**Exercise**
Give back exactly the stretch of data below from the line holding "C/C=C\[P@@](=O)(CC)C[SiH3] | 92.5 |" through the line holding "the relative energies?", both ends included, and leave the remaining lines out.

[Start of Attachment]

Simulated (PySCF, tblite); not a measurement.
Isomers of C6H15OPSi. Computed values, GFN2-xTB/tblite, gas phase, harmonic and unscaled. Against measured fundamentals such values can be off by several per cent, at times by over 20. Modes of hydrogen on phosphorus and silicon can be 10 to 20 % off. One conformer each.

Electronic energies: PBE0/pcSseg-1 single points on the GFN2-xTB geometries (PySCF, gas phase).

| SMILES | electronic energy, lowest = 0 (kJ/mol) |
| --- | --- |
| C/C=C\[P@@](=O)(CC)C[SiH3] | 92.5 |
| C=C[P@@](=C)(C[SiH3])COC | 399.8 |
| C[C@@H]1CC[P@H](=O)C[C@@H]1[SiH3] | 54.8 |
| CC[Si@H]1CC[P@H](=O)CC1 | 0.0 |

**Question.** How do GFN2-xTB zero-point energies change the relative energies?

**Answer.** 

[End of Attachment]

**Exercise result**
| C/C=C\[P@@](=O)(CC)C[SiH3] | 92.5 |
| C=C[P@@](=C)(C[SiH3])COC | 399.8 |
| C[C@@H]1CC[P@H](=O)C[C@@H]1[SiH3] | 54.8 |
| CC[Si@H]1CC[P@H](=O)CC1 | 0.0 |

**Question.** How do GFN2-xTB zero-point energies change the relative energies?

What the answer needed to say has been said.